........
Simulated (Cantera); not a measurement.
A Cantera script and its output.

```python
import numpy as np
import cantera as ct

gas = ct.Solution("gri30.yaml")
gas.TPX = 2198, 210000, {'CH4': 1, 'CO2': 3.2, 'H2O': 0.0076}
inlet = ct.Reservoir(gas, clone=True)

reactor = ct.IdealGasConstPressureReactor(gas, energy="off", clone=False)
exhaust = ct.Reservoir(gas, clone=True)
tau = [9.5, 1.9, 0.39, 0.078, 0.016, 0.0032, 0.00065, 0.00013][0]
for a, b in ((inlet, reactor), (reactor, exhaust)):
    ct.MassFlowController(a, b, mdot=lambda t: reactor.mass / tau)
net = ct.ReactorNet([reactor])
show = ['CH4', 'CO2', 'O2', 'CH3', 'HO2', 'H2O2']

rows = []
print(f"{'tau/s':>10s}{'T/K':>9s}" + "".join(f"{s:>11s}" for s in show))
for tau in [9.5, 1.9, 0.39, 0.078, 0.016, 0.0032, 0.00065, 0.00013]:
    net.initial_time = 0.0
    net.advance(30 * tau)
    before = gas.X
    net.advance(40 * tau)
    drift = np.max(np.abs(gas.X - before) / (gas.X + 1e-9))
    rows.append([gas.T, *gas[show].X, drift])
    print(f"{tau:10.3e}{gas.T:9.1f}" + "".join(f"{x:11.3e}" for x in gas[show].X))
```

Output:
........

■ WORK INSTRUCTION ■
Output all of the data above without any alteration.

■ ANSWER BOX ■
Simulated (Cantera); not a measurement.
A Cantera script and its output.

```python
import numpy as np
import cantera as ct

gas = ct.Solution("gri30.yaml")
gas.TPX = 2198, 210000, {'CH4': 1, 'CO2': 3.2, 'H2O': 0.0076}
inlet = ct.Reservoir(gas, clone=True)

reactor = ct.IdealGasConstPressureReactor(gas, energy="off", clone=False)
exhaust = ct.Reservoir(gas, clone=True)
tau = [9.5, 1.9, 0.39, 0.078, 0.016, 0.0032, 0.00065, 0.00013][0]
for a, b in ((inlet, reactor), (reactor, exhaust)):
    ct.MassFlowController(a, b, mdot=lambda t: reactor.mass / tau)
net = ct.ReactorNet([reactor])
show = ['CH4', 'CO2', 'O2', 'CH3', 'HO2', 'H2O2']

rows = []
print(f"{'tau/s':>10s}{'T/K':>9s}" + "".join(f"{s:>11s}" for s in show))
for tau in [9.5, 1.9, 0.39, 0.078, 0.016, 0.0032, 0.00065, 0.00013]:
    net.initial_time = 0.0
    net.advance(30 * tau)
    before = gas.X
    net.advance(40 * tau)
    drift = np.max(np.abs(gas.X - before) / (gas.X + 1e-9))
    rows.append([gas.T, *gas[show].X, drift])
    print(f"{tau:10.3e}{gas.T:9.1f}" + "".join(f"{x:11.3e}" for x in gas[show].X))
```

Output:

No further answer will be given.